▸ Supplied entries
........

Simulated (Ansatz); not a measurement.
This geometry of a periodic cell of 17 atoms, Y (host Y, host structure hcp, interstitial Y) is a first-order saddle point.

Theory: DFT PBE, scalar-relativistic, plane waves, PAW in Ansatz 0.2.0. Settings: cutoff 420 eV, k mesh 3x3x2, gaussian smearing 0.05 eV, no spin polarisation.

........

▸ Work task
Every line above should be written out again, unchanged.

▸ Your response
Simulated (Ansatz); not a measurement.
This geometry of a periodic cell of 17 atoms, Y (host Y, host structure hcp, interstitial Y) is a first-order saddle point.

Theory: DFT PBE, scalar-relativistic, plane waves, PAW in Ansatz 0.2.0. Settings: cutoff 420 eV, k mesh 3x3x2, gaussian smearing 0.05 eV, no spin polarisation.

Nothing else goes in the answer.